• DATA
*** Begin section ***

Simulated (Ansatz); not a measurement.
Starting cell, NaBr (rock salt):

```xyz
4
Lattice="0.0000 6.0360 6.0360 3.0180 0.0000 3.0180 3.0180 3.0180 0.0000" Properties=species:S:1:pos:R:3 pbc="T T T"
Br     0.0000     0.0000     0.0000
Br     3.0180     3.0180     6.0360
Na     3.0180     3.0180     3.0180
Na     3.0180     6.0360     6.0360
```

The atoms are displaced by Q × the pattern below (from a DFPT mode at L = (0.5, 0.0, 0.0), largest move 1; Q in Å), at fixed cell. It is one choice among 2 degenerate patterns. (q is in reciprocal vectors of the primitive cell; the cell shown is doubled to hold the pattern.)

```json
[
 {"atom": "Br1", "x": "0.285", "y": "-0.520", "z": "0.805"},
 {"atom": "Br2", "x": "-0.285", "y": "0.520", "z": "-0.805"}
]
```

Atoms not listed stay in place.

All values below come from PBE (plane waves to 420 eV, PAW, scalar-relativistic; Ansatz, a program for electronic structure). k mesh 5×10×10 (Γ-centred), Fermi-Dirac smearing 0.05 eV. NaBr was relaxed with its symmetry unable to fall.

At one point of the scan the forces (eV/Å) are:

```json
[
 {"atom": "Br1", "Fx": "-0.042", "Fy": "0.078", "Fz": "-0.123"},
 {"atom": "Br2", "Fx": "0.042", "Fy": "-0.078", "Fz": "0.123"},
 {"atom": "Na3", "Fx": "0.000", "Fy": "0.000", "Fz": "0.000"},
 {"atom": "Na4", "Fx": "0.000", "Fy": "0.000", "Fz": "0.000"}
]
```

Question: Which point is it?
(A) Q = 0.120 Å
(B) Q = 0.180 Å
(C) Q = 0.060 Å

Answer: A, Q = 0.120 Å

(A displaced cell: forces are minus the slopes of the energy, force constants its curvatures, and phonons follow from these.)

*** End section ***

• WORK ORDER
Restate the listing exactly, starting at its first line and ending at the line where "Answer: A, Q = 0.120 Å" occurs; include both and no other lines.

• SOLUTION
Simulated (Ansatz); not a measurement.
Starting cell, NaBr (rock salt):

```xyz
4
Lattice="0.0000 6.0360 6.0360 3.0180 0.0000 3.0180 3.0180 3.0180 0.0000" Properties=species:S:1:pos:R:3 pbc="T T T"
Br     0.0000     0.0000     0.0000
Br     3.0180     3.0180     6.0360
Na     3.0180     3.0180     3.0180
Na     3.0180     6.0360     6.0360
```

The atoms are displaced by Q × the pattern below (from a DFPT mode at L = (0.5, 0.0, 0.0), largest move 1; Q in Å), at fixed cell. It is one choice among 2 degenerate patterns. (q is in reciprocal vectors of the primitive cell; the cell shown is doubled to hold the pattern.)

```json
[
 {"atom": "Br1", "x": "0.285", "y": "-0.520", "z": "0.805"},
 {"atom": "Br2", "x": "-0.285", "y": "0.520", "z": "-0.805"}
]
```

Atoms not listed stay in place.

All values below come from PBE (plane waves to 420 eV, PAW, scalar-relativistic; Ansatz, a program for electronic structure). k mesh 5×10×10 (Γ-centred), Fermi-Dirac smearing 0.05 eV. NaBr was relaxed with its symmetry unable to fall.

At one point of the scan the forces (eV/Å) are:

```json
[
 {"atom": "Br1", "Fx": "-0.042", "Fy": "0.078", "Fz": "-0.123"},
 {"atom": "Br2", "Fx": "0.042", "Fy": "-0.078", "Fz": "0.123"},
 {"atom": "Na3", "Fx": "0.000", "Fy": "0.000", "Fz": "0.000"},
 {"atom": "Na4", "Fx": "0.000", "Fy": "0.000", "Fz": "0.000"}
]
```

Question: Which point is it?
(A) Q = 0.120 Å
(B) Q = 0.180 Å
(C) Q = 0.060 Å

Answer: A, Q = 0.120 Å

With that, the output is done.